Activity:
Each record below must be written out again in exactly the same form.

== Segment start ==
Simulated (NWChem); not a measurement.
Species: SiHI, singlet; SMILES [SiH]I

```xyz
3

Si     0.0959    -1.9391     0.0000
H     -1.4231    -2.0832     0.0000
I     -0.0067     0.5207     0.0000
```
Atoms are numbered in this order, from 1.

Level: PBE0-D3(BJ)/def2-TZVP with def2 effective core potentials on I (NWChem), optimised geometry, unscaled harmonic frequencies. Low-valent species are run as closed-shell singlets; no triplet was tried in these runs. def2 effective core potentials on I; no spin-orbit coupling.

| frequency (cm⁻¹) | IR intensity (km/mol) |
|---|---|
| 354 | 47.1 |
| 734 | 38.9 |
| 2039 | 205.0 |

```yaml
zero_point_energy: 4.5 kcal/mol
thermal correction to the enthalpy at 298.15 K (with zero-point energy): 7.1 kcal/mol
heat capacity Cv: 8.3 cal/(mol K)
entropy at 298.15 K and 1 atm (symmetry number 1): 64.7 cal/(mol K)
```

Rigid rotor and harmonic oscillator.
== Segment end ==

Written response:
Simulated (NWChem); not a measurement.
Species: SiHI, singlet; SMILES [SiH]I

```xyz
3

Si     0.0959    -1.9391     0.0000
H     -1.4231    -2.0832     0.0000
I     -0.0067     0.5207     0.0000
```
Atoms are numbered in this order, from 1.

Level: PBE0-D3(BJ)/def2-TZVP with def2 effective core potentials on I (NWChem), optimised geometry, unscaled harmonic frequencies. Low-valent species are run as closed-shell singlets; no triplet was tried in these runs. def2 effective core potentials on I; no spin-orbit coupling.

| frequency (cm⁻¹) | IR intensity (km/mol) |
|---|---|
| 354 | 47.1 |
| 734 | 38.9 |
| 2039 | 205.0 |

```yaml
zero_point_energy: 4.5 kcal/mol
thermal correction to the enthalpy at 298.15 K (with zero-point energy): 7.1 kcal/mol
heat capacity Cv: 8.3 cal/(mol K)
entropy at 298.15 K and 1 atm (symmetry number 1): 64.7 cal/(mol K)
```

Rigid rotor and harmonic oscillator.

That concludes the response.